## Assignment
Your output should be the lines of the data that follow, reproduced exactly from the first through the line bearing "5.03 g/cm³ |".

## Source material
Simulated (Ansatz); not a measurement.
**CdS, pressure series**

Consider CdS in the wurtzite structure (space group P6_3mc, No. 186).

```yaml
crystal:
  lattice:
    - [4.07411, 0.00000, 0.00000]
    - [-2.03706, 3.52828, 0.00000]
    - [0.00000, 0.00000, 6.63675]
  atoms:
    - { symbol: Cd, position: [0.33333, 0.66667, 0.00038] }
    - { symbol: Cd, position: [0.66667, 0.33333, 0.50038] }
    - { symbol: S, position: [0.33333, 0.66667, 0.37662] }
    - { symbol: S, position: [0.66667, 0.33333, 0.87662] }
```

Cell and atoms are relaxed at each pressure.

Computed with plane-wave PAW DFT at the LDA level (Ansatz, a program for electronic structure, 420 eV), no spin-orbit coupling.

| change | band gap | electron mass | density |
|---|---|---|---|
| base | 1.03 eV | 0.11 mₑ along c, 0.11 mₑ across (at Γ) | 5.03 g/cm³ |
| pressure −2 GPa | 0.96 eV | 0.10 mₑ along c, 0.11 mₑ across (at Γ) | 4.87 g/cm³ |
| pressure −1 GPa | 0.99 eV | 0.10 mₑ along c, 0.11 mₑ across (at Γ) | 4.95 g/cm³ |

## Task response
Simulated (Ansatz); not a measurement.
**CdS, pressure series**

Consider CdS in the wurtzite structure (space group P6_3mc, No. 186).

```yaml
crystal:
  lattice:
    - [4.07411, 0.00000, 0.00000]
    - [-2.03706, 3.52828, 0.00000]
    - [0.00000, 0.00000, 6.63675]
  atoms:
    - { symbol: Cd, position: [0.33333, 0.66667, 0.00038] }
    - { symbol: Cd, position: [0.66667, 0.33333, 0.50038] }
    - { symbol: S, position: [0.33333, 0.66667, 0.37662] }
    - { symbol: S, position: [0.66667, 0.33333, 0.87662] }
```

Cell and atoms are relaxed at each pressure.

Computed with plane-wave PAW DFT at the LDA level (Ansatz, a program for electronic structure, 420 eV), no spin-orbit coupling.

| change | band gap | electron mass | density |
|---|---|---|---|
| base | 1.03 eV | 0.11 mₑ along c, 0.11 mₑ across (at Γ) | 5.03 g/cm³ |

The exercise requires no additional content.